• Assigned task:
The line containing "spin polarisation |" marks the end: write out exactly every line from the first line of the data below through that line, and only those.

• Extracted records:
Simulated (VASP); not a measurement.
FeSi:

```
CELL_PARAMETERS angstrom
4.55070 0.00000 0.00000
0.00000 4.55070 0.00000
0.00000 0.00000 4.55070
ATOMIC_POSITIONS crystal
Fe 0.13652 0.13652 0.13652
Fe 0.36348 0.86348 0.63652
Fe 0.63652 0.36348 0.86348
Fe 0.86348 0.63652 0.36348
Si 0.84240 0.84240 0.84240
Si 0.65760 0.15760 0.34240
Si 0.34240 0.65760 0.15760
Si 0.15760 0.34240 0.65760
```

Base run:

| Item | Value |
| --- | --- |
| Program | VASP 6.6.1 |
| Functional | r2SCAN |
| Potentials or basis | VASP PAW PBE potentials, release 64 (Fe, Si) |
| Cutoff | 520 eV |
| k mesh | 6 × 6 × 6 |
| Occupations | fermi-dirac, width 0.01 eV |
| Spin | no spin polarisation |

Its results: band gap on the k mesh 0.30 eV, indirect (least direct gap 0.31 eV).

• Written response:
Simulated (VASP); not a measurement.
FeSi:

```
CELL_PARAMETERS angstrom
4.55070 0.00000 0.00000
0.00000 4.55070 0.00000
0.00000 0.00000 4.55070
ATOMIC_POSITIONS crystal
Fe 0.13652 0.13652 0.13652
Fe 0.36348 0.86348 0.63652
Fe 0.63652 0.36348 0.86348
Fe 0.86348 0.63652 0.36348
Si 0.84240 0.84240 0.84240
Si 0.65760 0.15760 0.34240
Si 0.34240 0.65760 0.15760
Si 0.15760 0.34240 0.65760
```

Base run:

| Item | Value |
| --- | --- |
| Program | VASP 6.6.1 |
| Functional | r2SCAN |
| Potentials or basis | VASP PAW PBE potentials, release 64 (Fe, Si) |
| Cutoff | 520 eV |
| k mesh | 6 × 6 × 6 |
| Occupations | fermi-dirac, width 0.01 eV |
| Spin | no spin polarisation |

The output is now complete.